Exercise:
Print, exactly as they stand, the lines from the start of the listing to the line containing "Caveat: the cell stands under tension.", inclusive.

Supplied material:
*** Begin section ***

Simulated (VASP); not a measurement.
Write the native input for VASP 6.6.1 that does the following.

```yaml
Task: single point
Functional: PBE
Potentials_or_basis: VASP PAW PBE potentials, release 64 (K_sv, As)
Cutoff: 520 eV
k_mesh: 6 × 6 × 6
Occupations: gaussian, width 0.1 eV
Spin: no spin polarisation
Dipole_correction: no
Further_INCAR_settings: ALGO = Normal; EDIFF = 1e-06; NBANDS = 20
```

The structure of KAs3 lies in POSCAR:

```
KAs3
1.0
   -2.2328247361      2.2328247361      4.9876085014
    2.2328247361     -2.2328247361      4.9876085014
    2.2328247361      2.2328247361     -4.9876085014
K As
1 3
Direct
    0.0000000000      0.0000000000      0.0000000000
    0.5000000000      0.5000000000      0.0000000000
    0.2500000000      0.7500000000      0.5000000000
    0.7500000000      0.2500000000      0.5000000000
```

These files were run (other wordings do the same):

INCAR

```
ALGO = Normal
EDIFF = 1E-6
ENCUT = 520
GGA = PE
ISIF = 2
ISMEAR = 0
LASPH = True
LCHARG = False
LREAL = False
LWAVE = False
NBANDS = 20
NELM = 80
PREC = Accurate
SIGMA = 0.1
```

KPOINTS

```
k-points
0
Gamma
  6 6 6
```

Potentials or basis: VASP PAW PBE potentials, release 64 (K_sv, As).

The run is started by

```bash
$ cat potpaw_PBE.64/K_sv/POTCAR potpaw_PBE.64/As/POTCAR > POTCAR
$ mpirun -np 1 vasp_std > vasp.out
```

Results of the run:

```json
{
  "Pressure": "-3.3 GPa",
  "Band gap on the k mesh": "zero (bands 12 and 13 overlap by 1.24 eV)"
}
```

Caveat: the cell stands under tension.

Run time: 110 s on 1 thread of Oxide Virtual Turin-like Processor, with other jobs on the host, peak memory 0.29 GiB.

*** End section ***

Written reply:
Simulated (VASP); not a measurement.
Write the native input for VASP 6.6.1 that does the following.

```yaml
Task: single point
Functional: PBE
Potentials_or_basis: VASP PAW PBE potentials, release 64 (K_sv, As)
Cutoff: 520 eV
k_mesh: 6 × 6 × 6
Occupations: gaussian, width 0.1 eV
Spin: no spin polarisation
Dipole_correction: no
Further_INCAR_settings: ALGO = Normal; EDIFF = 1e-06; NBANDS = 20
```

The structure of KAs3 lies in POSCAR:

```
KAs3
1.0
   -2.2328247361      2.2328247361      4.9876085014
    2.2328247361     -2.2328247361      4.9876085014
    2.2328247361      2.2328247361     -4.9876085014
K As
1 3
Direct
    0.0000000000      0.0000000000      0.0000000000
    0.5000000000      0.5000000000      0.0000000000
    0.2500000000      0.7500000000      0.5000000000
    0.7500000000      0.2500000000      0.5000000000
```

These files were run (other wordings do the same):

INCAR

```
ALGO = Normal
EDIFF = 1E-6
ENCUT = 520
GGA = PE
ISIF = 2
ISMEAR = 0
LASPH = True
LCHARG = False
LREAL = False
LWAVE = False
NBANDS = 20
NELM = 80
PREC = Accurate
SIGMA = 0.1
```

KPOINTS

```
k-points
0
Gamma
  6 6 6
```

Potentials or basis: VASP PAW PBE potentials, release 64 (K_sv, As).

The run is started by

```bash
$ cat potpaw_PBE.64/K_sv/POTCAR potpaw_PBE.64/As/POTCAR > POTCAR
$ mpirun -np 1 vasp_std > vasp.out
```

Results of the run:

```json
{
  "Pressure": "-3.3 GPa",
  "Band gap on the k mesh": "zero (bands 12 and 13 overlap by 1.24 eV)"
}
```

Caveat: the cell stands under tension.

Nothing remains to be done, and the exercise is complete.